▬▬▬▬▬▬

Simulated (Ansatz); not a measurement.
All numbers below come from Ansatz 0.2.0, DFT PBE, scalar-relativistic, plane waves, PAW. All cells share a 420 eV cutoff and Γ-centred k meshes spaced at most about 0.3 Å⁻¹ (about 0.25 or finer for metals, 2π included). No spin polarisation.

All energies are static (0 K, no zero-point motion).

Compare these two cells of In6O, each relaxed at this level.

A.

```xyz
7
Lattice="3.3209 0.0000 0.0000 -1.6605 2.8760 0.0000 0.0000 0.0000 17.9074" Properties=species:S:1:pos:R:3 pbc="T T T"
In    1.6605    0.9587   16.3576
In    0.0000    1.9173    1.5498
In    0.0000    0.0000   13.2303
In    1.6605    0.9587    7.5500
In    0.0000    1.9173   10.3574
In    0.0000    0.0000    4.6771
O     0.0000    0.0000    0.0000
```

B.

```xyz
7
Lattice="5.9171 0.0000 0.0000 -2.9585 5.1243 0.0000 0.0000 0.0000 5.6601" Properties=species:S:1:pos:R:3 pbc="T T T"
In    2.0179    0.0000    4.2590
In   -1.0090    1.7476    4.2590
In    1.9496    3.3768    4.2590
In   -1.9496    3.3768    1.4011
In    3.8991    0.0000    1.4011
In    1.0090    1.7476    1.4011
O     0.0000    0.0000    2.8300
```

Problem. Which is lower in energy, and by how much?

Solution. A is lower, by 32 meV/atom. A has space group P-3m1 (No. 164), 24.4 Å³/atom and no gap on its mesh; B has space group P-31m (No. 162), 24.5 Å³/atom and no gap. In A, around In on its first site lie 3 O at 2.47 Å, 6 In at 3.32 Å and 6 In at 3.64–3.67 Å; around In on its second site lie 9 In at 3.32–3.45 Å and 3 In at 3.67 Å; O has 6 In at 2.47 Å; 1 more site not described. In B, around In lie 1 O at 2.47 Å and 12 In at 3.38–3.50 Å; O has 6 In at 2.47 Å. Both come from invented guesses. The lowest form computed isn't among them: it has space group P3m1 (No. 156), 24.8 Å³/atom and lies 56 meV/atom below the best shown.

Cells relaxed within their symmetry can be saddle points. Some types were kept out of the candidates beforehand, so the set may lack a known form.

▬▬▬▬▬▬

- [ACTIVITY]
Repeat exactly the lines from the first line of the records above through the line containing "Solution. A is", both included, and nothing else.

- [RESPONSE AREA]
Simulated (Ansatz); not a measurement.
All numbers below come from Ansatz 0.2.0, DFT PBE, scalar-relativistic, plane waves, PAW. All cells share a 420 eV cutoff and Γ-centred k meshes spaced at most about 0.3 Å⁻¹ (about 0.25 or finer for metals, 2π included). No spin polarisation.

All energies are static (0 K, no zero-point motion).

Compare these two cells of In6O, each relaxed at this level.

A.

```xyz
7
Lattice="3.3209 0.0000 0.0000 -1.6605 2.8760 0.0000 0.0000 0.0000 17.9074" Properties=species:S:1:pos:R:3 pbc="T T T"
In    1.6605    0.9587   16.3576
In    0.0000    1.9173    1.5498
In    0.0000    0.0000   13.2303
In    1.6605    0.9587    7.5500
In    0.0000    1.9173   10.3574
In    0.0000    0.0000    4.6771
O     0.0000    0.0000    0.0000
```

B.

```xyz
7
Lattice="5.9171 0.0000 0.0000 -2.9585 5.1243 0.0000 0.0000 0.0000 5.6601" Properties=species:S:1:pos:R:3 pbc="T T T"
In    2.0179    0.0000    4.2590
In   -1.0090    1.7476    4.2590
In    1.9496    3.3768    4.2590
In   -1.9496    3.3768    1.4011
In    3.8991    0.0000    1.4011
In    1.0090    1.7476    1.4011
O     0.0000    0.0000    2.8300
```

Problem. Which is lower in energy, and by how much?

Solution. A is lower, by 32 meV/atom. A has space group P-3m1 (No. 164), 24.4 Å³/atom and no gap on its mesh; B has space group P-31m (No. 162), 24.5 Å³/atom and no gap. In A, around In on its first site lie 3 O at 2.47 Å, 6 In at 3.32 Å and 6 In at 3.64–3.67 Å; around In on its second site lie 9 In at 3.32–3.45 Å and 3 In at 3.67 Å; O has 6 In at 2.47 Å; 1 more site not described. In B, around In lie 1 O at 2.47 Å and 12 In at 3.38–3.50 Å; O has 6 In at 2.47 Å. Both come from invented guesses. The lowest form computed isn't among them: it has space group P3m1 (No. 156), 24.8 Å³/atom and lies 56 meV/atom below the best shown.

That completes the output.